• **Requirement**
Set all the entries down once more, with nothing altered.

━━━━━━━━━━━━━━━━━━━━

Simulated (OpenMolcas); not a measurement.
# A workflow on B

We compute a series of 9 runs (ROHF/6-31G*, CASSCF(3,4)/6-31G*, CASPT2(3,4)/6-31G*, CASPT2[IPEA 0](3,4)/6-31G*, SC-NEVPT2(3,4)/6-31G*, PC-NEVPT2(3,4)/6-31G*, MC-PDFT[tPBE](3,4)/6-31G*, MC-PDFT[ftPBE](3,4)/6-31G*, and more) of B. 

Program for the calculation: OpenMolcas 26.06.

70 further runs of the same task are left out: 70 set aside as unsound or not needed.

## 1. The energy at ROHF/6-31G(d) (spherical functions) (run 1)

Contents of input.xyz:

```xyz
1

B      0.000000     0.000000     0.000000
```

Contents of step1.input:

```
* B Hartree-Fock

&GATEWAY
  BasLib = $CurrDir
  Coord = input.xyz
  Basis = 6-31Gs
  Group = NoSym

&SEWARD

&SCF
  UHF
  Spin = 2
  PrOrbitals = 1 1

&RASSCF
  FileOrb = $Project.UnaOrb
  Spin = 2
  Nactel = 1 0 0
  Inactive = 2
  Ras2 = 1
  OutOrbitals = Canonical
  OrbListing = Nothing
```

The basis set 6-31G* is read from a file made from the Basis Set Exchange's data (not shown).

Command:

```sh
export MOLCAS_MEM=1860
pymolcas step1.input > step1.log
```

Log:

━━━━━━━━━━━━━━━━━━━━

• **Result**
Simulated (OpenMolcas); not a measurement.
# A workflow on B

We compute a series of 9 runs (ROHF/6-31G*, CASSCF(3,4)/6-31G*, CASPT2(3,4)/6-31G*, CASPT2[IPEA 0](3,4)/6-31G*, SC-NEVPT2(3,4)/6-31G*, PC-NEVPT2(3,4)/6-31G*, MC-PDFT[tPBE](3,4)/6-31G*, MC-PDFT[ftPBE](3,4)/6-31G*, and more) of B. 

Program for the calculation: OpenMolcas 26.06.

70 further runs of the same task are left out: 70 set aside as unsound or not needed.

## 1. The energy at ROHF/6-31G(d) (spherical functions) (run 1)

Contents of input.xyz:

```xyz
1

B      0.000000     0.000000     0.000000
```

Contents of step1.input:

```
* B Hartree-Fock

&GATEWAY
  BasLib = $CurrDir
  Coord = input.xyz
  Basis = 6-31Gs
  Group = NoSym

&SEWARD

&SCF
  UHF
  Spin = 2
  PrOrbitals = 1 1

&RASSCF
  FileOrb = $Project.UnaOrb
  Spin = 2
  Nactel = 1 0 0
  Inactive = 2
  Ras2 = 1
  OutOrbitals = Canonical
  OrbListing = Nothing
```

The basis set 6-31G* is read from a file made from the Basis Set Exchange's data (not shown).

Command:

```sh
export MOLCAS_MEM=1860
pymolcas step1.input > step1.log
```

Log:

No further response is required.